* ACTIVITY *
Retype every record below exactly as it appears.

* MATERIAL PROVIDED *
::::::::::

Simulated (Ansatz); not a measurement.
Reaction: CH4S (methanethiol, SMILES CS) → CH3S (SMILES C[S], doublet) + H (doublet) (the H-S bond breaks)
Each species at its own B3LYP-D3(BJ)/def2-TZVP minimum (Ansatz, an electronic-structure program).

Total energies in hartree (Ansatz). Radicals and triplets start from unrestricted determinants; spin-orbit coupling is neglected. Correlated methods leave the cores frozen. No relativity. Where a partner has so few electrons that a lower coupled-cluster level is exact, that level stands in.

::::::::::

* SOLUTION *
Simulated (Ansatz); not a measurement.
Reaction: CH4S (methanethiol, SMILES CS) → CH3S (SMILES C[S], doublet) + H (doublet) (the H-S bond breaks)
Each species at its own B3LYP-D3(BJ)/def2-TZVP minimum (Ansatz, an electronic-structure program).

Total energies in hartree (Ansatz). Radicals and triplets start from unrestricted determinants; spin-orbit coupling is neglected. Correlated methods leave the cores frozen. No relativity. Where a partner has so few electrons that a lower coupled-cluster level is exact, that level stands in.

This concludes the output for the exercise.